*** Opening INFORMATION PROVIDED ***
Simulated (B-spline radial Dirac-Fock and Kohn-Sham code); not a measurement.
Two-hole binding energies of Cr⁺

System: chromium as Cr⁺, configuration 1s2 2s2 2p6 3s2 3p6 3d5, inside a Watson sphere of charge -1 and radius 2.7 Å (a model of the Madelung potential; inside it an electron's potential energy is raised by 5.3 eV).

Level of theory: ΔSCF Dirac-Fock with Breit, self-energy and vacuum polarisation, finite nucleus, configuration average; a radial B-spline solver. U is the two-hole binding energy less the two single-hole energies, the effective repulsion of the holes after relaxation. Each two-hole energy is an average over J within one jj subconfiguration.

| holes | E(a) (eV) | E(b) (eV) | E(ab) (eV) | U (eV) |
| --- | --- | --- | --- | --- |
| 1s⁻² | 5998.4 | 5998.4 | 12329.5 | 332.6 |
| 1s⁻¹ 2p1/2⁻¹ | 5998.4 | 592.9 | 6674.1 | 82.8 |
*** Closing INFORMATION PROVIDED ***

ACTION ITEM:
Copy all of the listing above exactly, please.

EXERCISE ANSWER:
Simulated (B-spline radial Dirac-Fock and Kohn-Sham code); not a measurement.
Two-hole binding energies of Cr⁺

System: chromium as Cr⁺, configuration 1s2 2s2 2p6 3s2 3p6 3d5, inside a Watson sphere of charge -1 and radius 2.7 Å (a model of the Madelung potential; inside it an electron's potential energy is raised by 5.3 eV).

Level of theory: ΔSCF Dirac-Fock with Breit, self-energy and vacuum polarisation, finite nucleus, configuration average; a radial B-spline solver. U is the two-hole binding energy less the two single-hole energies, the effective repulsion of the holes after relaxation. Each two-hole energy is an average over J within one jj subconfiguration.

| holes | E(a) (eV) | E(b) (eV) | E(ab) (eV) | U (eV) |
| --- | --- | --- | --- | --- |
| 1s⁻² | 5998.4 | 5998.4 | 12329.5 | 332.6 |
| 1s⁻¹ 2p1/2⁻¹ | 5998.4 | 592.9 | 6674.1 | 82.8 |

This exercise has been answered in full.